#### [Records shown]
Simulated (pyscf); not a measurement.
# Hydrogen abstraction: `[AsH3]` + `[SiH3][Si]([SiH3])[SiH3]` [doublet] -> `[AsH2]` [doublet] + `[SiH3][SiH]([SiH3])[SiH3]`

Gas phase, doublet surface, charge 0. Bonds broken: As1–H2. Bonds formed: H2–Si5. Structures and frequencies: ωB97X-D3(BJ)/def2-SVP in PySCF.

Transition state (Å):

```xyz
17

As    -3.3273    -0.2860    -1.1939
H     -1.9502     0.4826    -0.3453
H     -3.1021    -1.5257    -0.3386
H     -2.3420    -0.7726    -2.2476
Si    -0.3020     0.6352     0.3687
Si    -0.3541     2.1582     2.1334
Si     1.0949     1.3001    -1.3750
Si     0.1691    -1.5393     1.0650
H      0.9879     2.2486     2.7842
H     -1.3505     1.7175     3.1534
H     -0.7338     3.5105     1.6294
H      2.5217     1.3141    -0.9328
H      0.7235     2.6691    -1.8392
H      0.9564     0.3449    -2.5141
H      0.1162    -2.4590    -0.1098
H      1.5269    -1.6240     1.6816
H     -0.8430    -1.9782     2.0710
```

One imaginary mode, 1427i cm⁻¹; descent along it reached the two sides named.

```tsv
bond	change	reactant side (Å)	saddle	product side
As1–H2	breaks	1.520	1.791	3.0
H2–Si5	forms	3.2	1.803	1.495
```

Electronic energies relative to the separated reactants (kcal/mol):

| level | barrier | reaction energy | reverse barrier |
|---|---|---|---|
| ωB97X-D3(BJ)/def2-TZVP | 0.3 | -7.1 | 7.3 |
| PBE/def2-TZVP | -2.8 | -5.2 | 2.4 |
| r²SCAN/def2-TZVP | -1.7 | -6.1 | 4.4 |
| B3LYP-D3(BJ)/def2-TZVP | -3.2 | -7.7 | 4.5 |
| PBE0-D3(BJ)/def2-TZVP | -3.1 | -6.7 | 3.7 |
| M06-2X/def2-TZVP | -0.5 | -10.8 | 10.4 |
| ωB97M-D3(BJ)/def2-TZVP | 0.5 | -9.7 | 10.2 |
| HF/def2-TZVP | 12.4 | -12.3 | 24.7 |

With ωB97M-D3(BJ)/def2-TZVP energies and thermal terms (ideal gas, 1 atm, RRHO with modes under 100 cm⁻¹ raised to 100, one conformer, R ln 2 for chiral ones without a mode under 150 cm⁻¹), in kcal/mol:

#### [Task item]
Reproduce, character for character, only the lines of the preceding data that start at the line with "-3.2 | -7.7 | 4.5 |" and end at the line with "-12.3 | 24.7 |", both included.

#### [Written response]
| B3LYP-D3(BJ)/def2-TZVP | -3.2 | -7.7 | 4.5 |
| PBE0-D3(BJ)/def2-TZVP | -3.1 | -6.7 | 3.7 |
| M06-2X/def2-TZVP | -0.5 | -10.8 | 10.4 |
| ωB97M-D3(BJ)/def2-TZVP | 0.5 | -9.7 | 10.2 |
| HF/def2-TZVP | 12.4 | -12.3 | 24.7 |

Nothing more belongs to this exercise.